* [Work order]
Output the whole listing with nothing altered.

Dataset content below:

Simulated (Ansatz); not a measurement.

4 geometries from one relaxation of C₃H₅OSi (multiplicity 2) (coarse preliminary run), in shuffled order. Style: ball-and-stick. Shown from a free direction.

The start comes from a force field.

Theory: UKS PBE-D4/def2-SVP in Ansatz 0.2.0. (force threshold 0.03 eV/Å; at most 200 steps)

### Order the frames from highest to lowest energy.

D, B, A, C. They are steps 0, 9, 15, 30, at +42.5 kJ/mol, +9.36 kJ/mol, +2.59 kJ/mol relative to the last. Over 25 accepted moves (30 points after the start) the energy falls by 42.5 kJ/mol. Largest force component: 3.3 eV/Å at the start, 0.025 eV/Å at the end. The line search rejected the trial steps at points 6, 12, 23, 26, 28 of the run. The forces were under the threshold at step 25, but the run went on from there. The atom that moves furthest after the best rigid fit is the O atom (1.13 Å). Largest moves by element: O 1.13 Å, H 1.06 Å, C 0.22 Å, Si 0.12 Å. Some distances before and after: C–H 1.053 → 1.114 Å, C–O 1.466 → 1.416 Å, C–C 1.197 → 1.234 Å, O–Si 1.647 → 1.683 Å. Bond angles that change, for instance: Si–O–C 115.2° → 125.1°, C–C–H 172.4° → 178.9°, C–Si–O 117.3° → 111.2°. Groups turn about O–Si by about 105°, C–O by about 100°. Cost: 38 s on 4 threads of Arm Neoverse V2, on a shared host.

End of Dataset content.

* [Written reply]
Simulated (Ansatz); not a measurement.

4 geometries from one relaxation of C₃H₅OSi (multiplicity 2) (coarse preliminary run), in shuffled order. Style: ball-and-stick. Shown from a free direction.

The start comes from a force field.

Theory: UKS PBE-D4/def2-SVP in Ansatz 0.2.0. (force threshold 0.03 eV/Å; at most 200 steps)

### Order the frames from highest to lowest energy.

D, B, A, C. They are steps 0, 9, 15, 30, at +42.5 kJ/mol, +9.36 kJ/mol, +2.59 kJ/mol relative to the last. Over 25 accepted moves (30 points after the start) the energy falls by 42.5 kJ/mol. Largest force component: 3.3 eV/Å at the start, 0.025 eV/Å at the end. The line search rejected the trial steps at points 6, 12, 23, 26, 28 of the run. The forces were under the threshold at step 25, but the run went on from there. The atom that moves furthest after the best rigid fit is the O atom (1.13 Å). Largest moves by element: O 1.13 Å, H 1.06 Å, C 0.22 Å, Si 0.12 Å. Some distances before and after: C–H 1.053 → 1.114 Å, C–O 1.466 → 1.416 Å, C–C 1.197 → 1.234 Å, O–Si 1.647 → 1.683 Å. Bond angles that change, for instance: Si–O–C 115.2° → 125.1°, C–C–H 172.4° → 178.9°, C–Si–O 117.3° → 111.2°. Groups turn about O–Si by about 105°, C–O by about 100°. Cost: 38 s on 4 threads of Arm Neoverse V2, on a shared host.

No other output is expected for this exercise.